□ □ □

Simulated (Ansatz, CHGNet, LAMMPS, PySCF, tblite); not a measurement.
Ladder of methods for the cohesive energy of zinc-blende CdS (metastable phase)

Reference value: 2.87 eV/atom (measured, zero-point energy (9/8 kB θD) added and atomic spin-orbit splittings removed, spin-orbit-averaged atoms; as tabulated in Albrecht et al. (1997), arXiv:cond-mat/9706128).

□ □ □

BRIEF — Would you set down every entry again, exactly?

EXERCISE OUTPUT —
Simulated (Ansatz, CHGNet, LAMMPS, PySCF, tblite); not a measurement.
Ladder of methods for the cohesive energy of zinc-blende CdS (metastable phase)

Reference value: 2.87 eV/atom (measured, zero-point energy (9/8 kB θD) added and atomic spin-orbit splittings removed, spin-orbit-averaged atoms; as tabulated in Albrecht et al. (1997), arXiv:cond-mat/9706128).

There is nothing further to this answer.